WORK REQUEST:
An exact reproduction of all entries is required.

DATA PROVIDED:
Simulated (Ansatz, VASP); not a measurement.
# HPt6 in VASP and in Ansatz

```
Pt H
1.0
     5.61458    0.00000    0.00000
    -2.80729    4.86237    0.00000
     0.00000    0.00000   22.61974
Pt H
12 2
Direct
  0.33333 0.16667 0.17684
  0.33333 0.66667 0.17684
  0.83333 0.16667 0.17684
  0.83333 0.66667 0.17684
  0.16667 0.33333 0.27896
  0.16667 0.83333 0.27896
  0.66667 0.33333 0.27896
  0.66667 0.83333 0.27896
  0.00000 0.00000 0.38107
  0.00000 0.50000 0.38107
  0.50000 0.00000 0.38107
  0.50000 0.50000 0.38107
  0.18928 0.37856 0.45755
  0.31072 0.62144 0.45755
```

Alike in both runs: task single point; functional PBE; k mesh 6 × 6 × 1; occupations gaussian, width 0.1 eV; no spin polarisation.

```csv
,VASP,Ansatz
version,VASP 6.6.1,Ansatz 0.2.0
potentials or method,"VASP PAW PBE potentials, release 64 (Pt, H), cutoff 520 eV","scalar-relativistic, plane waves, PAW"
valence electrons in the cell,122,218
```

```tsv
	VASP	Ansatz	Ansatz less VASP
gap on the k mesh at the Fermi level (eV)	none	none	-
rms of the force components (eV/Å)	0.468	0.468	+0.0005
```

SOLUTION:
Simulated (Ansatz, VASP); not a measurement.
# HPt6 in VASP and in Ansatz

```
Pt H
1.0
     5.61458    0.00000    0.00000
    -2.80729    4.86237    0.00000
     0.00000    0.00000   22.61974
Pt H
12 2
Direct
  0.33333 0.16667 0.17684
  0.33333 0.66667 0.17684
  0.83333 0.16667 0.17684
  0.83333 0.66667 0.17684
  0.16667 0.33333 0.27896
  0.16667 0.83333 0.27896
  0.66667 0.33333 0.27896
  0.66667 0.83333 0.27896
  0.00000 0.00000 0.38107
  0.00000 0.50000 0.38107
  0.50000 0.00000 0.38107
  0.50000 0.50000 0.38107
  0.18928 0.37856 0.45755
  0.31072 0.62144 0.45755
```

Alike in both runs: task single point; functional PBE; k mesh 6 × 6 × 1; occupations gaussian, width 0.1 eV; no spin polarisation.

```csv
,VASP,Ansatz
version,VASP 6.6.1,Ansatz 0.2.0
potentials or method,"VASP PAW PBE potentials, release 64 (Pt, H), cutoff 520 eV","scalar-relativistic, plane waves, PAW"
valence electrons in the cell,122,218
```

```tsv
	VASP	Ansatz	Ansatz less VASP
gap on the k mesh at the Fermi level (eV)	none	none	-
rms of the force components (eV/Å)	0.468	0.468	+0.0005
```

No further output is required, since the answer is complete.